> _Action item_: With spelling and spacing unchanged, write out each line of the material.

> _Dataset extract_:
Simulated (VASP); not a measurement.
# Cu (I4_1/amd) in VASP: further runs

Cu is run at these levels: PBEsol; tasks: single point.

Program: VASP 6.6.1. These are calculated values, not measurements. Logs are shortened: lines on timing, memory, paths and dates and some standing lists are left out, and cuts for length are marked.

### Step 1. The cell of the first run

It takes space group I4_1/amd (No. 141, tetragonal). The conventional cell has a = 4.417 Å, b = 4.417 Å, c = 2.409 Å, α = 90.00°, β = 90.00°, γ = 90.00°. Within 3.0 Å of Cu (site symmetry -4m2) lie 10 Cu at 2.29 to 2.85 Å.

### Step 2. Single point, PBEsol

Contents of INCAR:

> _Response_:
Simulated (VASP); not a measurement.
# Cu (I4_1/amd) in VASP: further runs

Cu is run at these levels: PBEsol; tasks: single point.

Program: VASP 6.6.1. These are calculated values, not measurements. Logs are shortened: lines on timing, memory, paths and dates and some standing lists are left out, and cuts for length are marked.

### Step 1. The cell of the first run

It takes space group I4_1/amd (No. 141, tetragonal). The conventional cell has a = 4.417 Å, b = 4.417 Å, c = 2.409 Å, α = 90.00°, β = 90.00°, γ = 90.00°. Within 3.0 Å of Cu (site symmetry -4m2) lie 10 Cu at 2.29 to 2.85 Å.

### Step 2. Single point, PBEsol

Contents of INCAR:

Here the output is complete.